## REQUIRED ACTION
Please repeat the records exactly from their first line, finishing at the line containing "Where does the relaxation end?" and including it.

INFORMATION PROVIDED: Begin

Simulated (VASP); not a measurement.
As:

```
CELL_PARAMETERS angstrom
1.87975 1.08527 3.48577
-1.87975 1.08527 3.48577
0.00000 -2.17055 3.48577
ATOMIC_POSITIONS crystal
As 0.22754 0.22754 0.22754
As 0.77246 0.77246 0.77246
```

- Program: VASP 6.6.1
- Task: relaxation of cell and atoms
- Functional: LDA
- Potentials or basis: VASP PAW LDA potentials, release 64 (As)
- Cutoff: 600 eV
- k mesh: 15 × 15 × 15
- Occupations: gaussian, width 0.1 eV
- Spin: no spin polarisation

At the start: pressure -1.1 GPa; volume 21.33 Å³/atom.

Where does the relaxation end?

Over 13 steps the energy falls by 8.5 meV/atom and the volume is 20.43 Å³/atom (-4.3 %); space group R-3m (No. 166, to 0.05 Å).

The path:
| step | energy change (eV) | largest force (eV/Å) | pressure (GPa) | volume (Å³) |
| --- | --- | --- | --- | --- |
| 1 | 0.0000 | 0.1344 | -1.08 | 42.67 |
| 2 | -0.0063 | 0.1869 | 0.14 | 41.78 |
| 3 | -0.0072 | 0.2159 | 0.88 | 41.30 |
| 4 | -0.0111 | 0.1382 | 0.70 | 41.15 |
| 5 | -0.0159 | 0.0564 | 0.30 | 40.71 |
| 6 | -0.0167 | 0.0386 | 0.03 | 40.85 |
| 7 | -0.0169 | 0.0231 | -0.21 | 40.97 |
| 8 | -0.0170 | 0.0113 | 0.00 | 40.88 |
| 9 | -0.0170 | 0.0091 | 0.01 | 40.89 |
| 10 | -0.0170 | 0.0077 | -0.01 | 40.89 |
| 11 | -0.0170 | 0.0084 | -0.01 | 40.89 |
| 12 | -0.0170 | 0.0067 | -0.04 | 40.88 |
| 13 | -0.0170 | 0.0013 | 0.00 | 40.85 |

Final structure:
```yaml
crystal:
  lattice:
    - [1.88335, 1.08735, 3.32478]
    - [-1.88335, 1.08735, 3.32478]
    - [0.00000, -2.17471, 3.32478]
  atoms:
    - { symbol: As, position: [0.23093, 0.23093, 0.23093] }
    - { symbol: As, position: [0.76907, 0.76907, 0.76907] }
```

INFORMATION PROVIDED: End

## ANSWER SECTION
Simulated (VASP); not a measurement.
As:

```
CELL_PARAMETERS angstrom
1.87975 1.08527 3.48577
-1.87975 1.08527 3.48577
0.00000 -2.17055 3.48577
ATOMIC_POSITIONS crystal
As 0.22754 0.22754 0.22754
As 0.77246 0.77246 0.77246
```

- Program: VASP 6.6.1
- Task: relaxation of cell and atoms
- Functional: LDA
- Potentials or basis: VASP PAW LDA potentials, release 64 (As)
- Cutoff: 600 eV
- k mesh: 15 × 15 × 15
- Occupations: gaussian, width 0.1 eV
- Spin: no spin polarisation

At the start: pressure -1.1 GPa; volume 21.33 Å³/atom.

Where does the relaxation end?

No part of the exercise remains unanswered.